* * * *

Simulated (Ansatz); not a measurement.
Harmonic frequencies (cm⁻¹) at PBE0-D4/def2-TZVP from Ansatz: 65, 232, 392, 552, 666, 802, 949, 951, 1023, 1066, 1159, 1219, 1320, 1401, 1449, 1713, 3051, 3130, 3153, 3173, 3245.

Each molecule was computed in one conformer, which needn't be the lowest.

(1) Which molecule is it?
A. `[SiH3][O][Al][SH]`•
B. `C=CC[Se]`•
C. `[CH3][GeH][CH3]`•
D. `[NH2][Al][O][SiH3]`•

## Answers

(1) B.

* * * *

▶ ACTIVITY
Each line from the top of the material above through the line with "Harmonic frequencies (cm⁻¹)" must be echoed exactly, and no other line.

▶ EXERCISE RESULT
Simulated (Ansatz); not a measurement.
Harmonic frequencies (cm⁻¹) at PBE0-D4/def2-TZVP from Ansatz: 65, 232, 392, 552, 666, 802, 949, 951, 1023, 1066, 1159, 1219, 1320, 1401, 1449, 1713, 3051, 3130, 3153, 3173, 3245.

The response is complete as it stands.